• _Record extracts_
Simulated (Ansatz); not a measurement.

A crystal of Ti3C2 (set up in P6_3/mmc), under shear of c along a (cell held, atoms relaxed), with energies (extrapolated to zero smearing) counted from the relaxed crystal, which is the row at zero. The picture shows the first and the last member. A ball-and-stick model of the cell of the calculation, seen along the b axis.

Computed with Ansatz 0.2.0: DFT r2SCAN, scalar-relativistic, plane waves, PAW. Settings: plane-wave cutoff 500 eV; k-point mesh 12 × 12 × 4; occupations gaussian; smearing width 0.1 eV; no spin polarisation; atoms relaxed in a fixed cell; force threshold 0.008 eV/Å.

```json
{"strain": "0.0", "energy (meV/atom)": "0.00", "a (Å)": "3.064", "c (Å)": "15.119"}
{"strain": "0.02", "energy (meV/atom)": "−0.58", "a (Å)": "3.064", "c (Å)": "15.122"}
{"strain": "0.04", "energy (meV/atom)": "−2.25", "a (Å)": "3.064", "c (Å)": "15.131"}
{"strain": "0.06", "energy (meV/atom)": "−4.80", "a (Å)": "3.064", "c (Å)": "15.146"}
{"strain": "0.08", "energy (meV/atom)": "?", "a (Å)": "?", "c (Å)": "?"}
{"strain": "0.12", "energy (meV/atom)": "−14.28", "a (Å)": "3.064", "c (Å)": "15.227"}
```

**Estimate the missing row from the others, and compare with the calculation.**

• _Task item_
The response must consist solely of the lines from the top of the records through the line holding "A crystal of", copied word for word.

• _Expected answer_
Simulated (Ansatz); not a measurement.

A crystal of Ti3C2 (set up in P6_3/mmc), under shear of c along a (cell held, atoms relaxed), with energies (extrapolated to zero smearing) counted from the relaxed crystal, which is the row at zero. The picture shows the first and the last member. A ball-and-stick model of the cell of the calculation, seen along the b axis.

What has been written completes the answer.